──────────────────────────────
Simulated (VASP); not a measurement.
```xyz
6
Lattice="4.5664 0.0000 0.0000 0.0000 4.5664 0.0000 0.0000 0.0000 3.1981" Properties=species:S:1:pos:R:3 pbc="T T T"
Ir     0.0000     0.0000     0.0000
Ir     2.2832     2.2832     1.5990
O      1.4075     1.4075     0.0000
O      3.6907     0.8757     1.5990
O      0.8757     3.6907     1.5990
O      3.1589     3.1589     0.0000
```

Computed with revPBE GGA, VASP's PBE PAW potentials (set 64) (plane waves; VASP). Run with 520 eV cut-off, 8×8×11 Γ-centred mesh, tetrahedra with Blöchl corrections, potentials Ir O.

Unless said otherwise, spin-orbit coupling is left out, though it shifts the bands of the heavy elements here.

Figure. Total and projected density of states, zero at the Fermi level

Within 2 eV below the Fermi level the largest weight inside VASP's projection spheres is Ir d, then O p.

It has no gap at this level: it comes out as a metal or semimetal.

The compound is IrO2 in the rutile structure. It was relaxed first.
──────────────────────────────

> _Work request_
Reproduce word for word only the first line of the listing above and each line after it through the line with "Within 2 eV".

> _Reply_
Simulated (VASP); not a measurement.
```xyz
6
Lattice="4.5664 0.0000 0.0000 0.0000 4.5664 0.0000 0.0000 0.0000 3.1981" Properties=species:S:1:pos:R:3 pbc="T T T"
Ir     0.0000     0.0000     0.0000
Ir     2.2832     2.2832     1.5990
O      1.4075     1.4075     0.0000
O      3.6907     0.8757     1.5990
O      0.8757     3.6907     1.5990
O      3.1589     3.1589     0.0000
```

Computed with revPBE GGA, VASP's PBE PAW potentials (set 64) (plane waves; VASP). Run with 520 eV cut-off, 8×8×11 Γ-centred mesh, tetrahedra with Blöchl corrections, potentials Ir O.

Unless said otherwise, spin-orbit coupling is left out, though it shifts the bands of the heavy elements here.

Figure. Total and projected density of states, zero at the Fermi level

Within 2 eV below the Fermi level the largest weight inside VASP's projection spheres is Ir d, then O p.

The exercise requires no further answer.